TASK ITEM: Those lines of the material below that fall between its first line and the line with "The run: geometry", both included, are to be repeated exactly.

================

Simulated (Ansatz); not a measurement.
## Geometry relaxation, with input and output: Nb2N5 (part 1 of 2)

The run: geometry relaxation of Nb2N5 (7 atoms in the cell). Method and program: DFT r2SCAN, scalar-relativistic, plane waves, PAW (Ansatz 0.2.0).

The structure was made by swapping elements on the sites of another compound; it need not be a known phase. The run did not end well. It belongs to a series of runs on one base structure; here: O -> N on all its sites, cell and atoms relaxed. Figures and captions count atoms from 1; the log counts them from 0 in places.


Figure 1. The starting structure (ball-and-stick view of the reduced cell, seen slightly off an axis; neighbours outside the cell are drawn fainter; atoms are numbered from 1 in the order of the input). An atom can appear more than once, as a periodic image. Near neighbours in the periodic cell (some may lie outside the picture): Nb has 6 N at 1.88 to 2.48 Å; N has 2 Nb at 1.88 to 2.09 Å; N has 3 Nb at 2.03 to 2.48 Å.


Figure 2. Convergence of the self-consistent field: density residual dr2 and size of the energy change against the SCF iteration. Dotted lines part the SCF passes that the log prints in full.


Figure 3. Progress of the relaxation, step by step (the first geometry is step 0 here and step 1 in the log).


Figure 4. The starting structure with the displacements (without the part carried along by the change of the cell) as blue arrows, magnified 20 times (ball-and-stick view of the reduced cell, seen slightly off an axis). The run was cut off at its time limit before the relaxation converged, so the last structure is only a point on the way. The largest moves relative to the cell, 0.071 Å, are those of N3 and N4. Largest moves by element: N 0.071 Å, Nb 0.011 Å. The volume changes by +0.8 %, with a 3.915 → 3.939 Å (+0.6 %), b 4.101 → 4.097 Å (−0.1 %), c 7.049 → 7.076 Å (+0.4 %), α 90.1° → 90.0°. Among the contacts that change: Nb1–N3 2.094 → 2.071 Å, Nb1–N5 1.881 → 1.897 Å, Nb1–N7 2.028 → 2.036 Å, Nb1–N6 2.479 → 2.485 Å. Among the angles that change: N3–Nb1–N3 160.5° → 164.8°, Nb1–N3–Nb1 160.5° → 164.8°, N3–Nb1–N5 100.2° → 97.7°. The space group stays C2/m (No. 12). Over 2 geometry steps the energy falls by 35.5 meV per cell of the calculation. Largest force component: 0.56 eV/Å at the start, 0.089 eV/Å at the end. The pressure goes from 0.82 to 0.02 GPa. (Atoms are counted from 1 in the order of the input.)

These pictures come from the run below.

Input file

================

SOLUTION:
Simulated (Ansatz); not a measurement.
## Geometry relaxation, with input and output: Nb2N5 (part 1 of 2)

The run: geometry relaxation of Nb2N5 (7 atoms in the cell). Method and program: DFT r2SCAN, scalar-relativistic, plane waves, PAW (Ansatz 0.2.0).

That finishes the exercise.